REQUIREMENT
Output the entries underneath exactly as they are.

------------

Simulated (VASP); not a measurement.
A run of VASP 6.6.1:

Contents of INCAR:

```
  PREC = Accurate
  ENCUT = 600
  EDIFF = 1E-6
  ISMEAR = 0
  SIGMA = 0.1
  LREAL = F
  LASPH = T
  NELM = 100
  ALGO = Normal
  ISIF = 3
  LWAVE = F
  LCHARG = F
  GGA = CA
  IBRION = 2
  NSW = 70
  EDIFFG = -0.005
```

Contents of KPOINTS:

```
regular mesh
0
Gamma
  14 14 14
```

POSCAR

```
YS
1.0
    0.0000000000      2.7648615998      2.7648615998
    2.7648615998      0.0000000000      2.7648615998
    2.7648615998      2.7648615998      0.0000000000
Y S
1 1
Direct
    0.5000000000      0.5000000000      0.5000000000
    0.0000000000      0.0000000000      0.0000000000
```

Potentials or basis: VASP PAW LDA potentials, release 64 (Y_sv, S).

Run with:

------------

WRITTEN REPLY
Simulated (VASP); not a measurement.
A run of VASP 6.6.1:

Contents of INCAR:

```
  PREC = Accurate
  ENCUT = 600
  EDIFF = 1E-6
  ISMEAR = 0
  SIGMA = 0.1
  LREAL = F
  LASPH = T
  NELM = 100
  ALGO = Normal
  ISIF = 3
  LWAVE = F
  LCHARG = F
  GGA = CA
  IBRION = 2
  NSW = 70
  EDIFFG = -0.005
```

Contents of KPOINTS:

```
regular mesh
0
Gamma
  14 14 14
```

POSCAR

```
YS
1.0
    0.0000000000      2.7648615998      2.7648615998
    2.7648615998      0.0000000000      2.7648615998
    2.7648615998      2.7648615998      0.0000000000
Y S
1 1
Direct
    0.5000000000      0.5000000000      0.5000000000
    0.0000000000      0.0000000000      0.0000000000
```

Potentials or basis: VASP PAW LDA potentials, release 64 (Y_sv, S).

Run with:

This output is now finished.